> _GIVEN RECORDS_
- Opening Delimiter -
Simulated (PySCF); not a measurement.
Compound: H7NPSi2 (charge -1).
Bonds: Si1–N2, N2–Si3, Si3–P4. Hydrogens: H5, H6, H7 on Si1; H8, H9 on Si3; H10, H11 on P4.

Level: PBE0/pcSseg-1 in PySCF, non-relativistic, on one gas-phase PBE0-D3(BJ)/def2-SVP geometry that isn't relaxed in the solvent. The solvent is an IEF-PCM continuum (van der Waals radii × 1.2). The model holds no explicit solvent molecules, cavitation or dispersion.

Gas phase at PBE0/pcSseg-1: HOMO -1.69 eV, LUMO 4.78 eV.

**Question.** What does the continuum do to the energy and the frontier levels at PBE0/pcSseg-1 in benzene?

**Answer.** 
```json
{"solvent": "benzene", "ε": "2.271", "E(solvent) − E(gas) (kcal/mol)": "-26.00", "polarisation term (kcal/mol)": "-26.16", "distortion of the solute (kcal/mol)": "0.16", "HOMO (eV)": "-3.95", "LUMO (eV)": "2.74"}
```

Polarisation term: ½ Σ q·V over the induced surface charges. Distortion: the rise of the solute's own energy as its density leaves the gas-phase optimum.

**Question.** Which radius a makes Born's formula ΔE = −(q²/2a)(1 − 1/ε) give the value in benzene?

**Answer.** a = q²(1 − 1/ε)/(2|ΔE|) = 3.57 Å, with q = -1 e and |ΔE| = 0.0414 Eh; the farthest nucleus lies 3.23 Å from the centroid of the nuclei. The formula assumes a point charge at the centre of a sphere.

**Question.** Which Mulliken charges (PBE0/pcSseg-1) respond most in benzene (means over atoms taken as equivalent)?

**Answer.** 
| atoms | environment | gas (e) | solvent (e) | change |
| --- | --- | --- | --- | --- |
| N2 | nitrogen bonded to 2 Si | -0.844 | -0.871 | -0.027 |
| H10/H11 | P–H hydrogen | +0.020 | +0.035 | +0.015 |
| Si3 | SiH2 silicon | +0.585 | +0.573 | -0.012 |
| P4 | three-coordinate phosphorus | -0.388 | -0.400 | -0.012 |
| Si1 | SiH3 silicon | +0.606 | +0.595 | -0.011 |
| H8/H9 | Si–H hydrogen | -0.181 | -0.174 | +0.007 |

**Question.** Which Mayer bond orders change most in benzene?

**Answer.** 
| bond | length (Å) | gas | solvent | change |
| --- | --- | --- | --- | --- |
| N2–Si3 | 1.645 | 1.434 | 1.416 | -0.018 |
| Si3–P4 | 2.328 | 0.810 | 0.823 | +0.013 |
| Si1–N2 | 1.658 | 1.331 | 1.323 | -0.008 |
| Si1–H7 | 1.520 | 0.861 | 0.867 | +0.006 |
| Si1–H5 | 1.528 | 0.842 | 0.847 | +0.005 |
- Closing Delimiter -

> _WORK INSTRUCTION_
Which lines run from the one holding "Compound: H7NPSi2 (charge -1)." through the one holding "Gas phase at" in the records above? Repeat them exactly, both included, and nothing more.

> _RESPONSE_
Compound: H7NPSi2 (charge -1).
Bonds: Si1–N2, N2–Si3, Si3–P4. Hydrogens: H5, H6, H7 on Si1; H8, H9 on Si3; H10, H11 on P4.

Level: PBE0/pcSseg-1 in PySCF, non-relativistic, on one gas-phase PBE0-D3(BJ)/def2-SVP geometry that isn't relaxed in the solvent. The solvent is an IEF-PCM continuum (van der Waals radii × 1.2). The model holds no explicit solvent molecules, cavitation or dispersion.

Gas phase at PBE0/pcSseg-1: HOMO -1.69 eV, LUMO 4.78 eV.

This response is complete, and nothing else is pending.